Dataset entries:
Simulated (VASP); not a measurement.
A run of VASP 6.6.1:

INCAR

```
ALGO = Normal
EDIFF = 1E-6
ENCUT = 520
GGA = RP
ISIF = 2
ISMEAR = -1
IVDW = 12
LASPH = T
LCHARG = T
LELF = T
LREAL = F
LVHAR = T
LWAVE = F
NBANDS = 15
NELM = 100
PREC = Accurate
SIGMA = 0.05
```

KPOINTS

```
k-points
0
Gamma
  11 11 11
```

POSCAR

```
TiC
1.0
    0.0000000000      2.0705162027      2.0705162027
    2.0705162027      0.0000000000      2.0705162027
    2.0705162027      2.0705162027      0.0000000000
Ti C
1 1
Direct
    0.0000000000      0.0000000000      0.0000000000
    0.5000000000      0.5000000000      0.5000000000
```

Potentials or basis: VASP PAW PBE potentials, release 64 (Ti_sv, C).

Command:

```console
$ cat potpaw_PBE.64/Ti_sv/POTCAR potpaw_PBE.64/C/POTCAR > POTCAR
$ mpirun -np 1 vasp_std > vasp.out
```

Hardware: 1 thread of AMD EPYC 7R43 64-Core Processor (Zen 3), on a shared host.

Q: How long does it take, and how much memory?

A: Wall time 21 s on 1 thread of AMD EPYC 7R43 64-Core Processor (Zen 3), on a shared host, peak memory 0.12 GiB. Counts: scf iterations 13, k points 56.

Action item:
In the listing above, locate the line containing "A run of VASP" and the line containing "Hardware: 1 thread", then transcribe both and every line between them verbatim.

Expected answer:
A run of VASP 6.6.1:

INCAR

```
ALGO = Normal
EDIFF = 1E-6
ENCUT = 520
GGA = RP
ISIF = 2
ISMEAR = -1
IVDW = 12
LASPH = T
LCHARG = T
LELF = T
LREAL = F
LVHAR = T
LWAVE = F
NBANDS = 15
NELM = 100
PREC = Accurate
SIGMA = 0.05
```

KPOINTS

```
k-points
0
Gamma
  11 11 11
```

POSCAR

```
TiC
1.0
    0.0000000000      2.0705162027      2.0705162027
    2.0705162027      0.0000000000      2.0705162027
    2.0705162027      2.0705162027      0.0000000000
Ti C
1 1
Direct
    0.0000000000      0.0000000000      0.0000000000
    0.5000000000      0.5000000000      0.5000000000
```

Potentials or basis: VASP PAW PBE potentials, release 64 (Ti_sv, C).

Command:

```console
$ cat potpaw_PBE.64/Ti_sv/POTCAR potpaw_PBE.64/C/POTCAR > POTCAR
$ mpirun -np 1 vasp_std > vasp.out
```

Hardware: 1 thread of AMD EPYC 7R43 64-Core Processor (Zen 3), on a shared host.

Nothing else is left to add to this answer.